§ **BRIEF**: A word-for-word printout of the whole listing is needed.

§ **SOURCE INFORMATION**:
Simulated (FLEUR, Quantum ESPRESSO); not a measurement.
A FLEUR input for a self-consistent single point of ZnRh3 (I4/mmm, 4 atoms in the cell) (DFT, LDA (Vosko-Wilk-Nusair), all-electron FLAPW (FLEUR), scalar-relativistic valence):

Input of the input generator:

§ **EXERCISE RESPONSE**:
Simulated (FLEUR, Quantum ESPRESSO); not a measurement.
A FLEUR input for a self-consistent single point of ZnRh3 (I4/mmm, 4 atoms in the cell) (DFT, LDA (Vosko-Wilk-Nusair), all-electron FLAPW (FLEUR), scalar-relativistic valence):

Input of the input generator:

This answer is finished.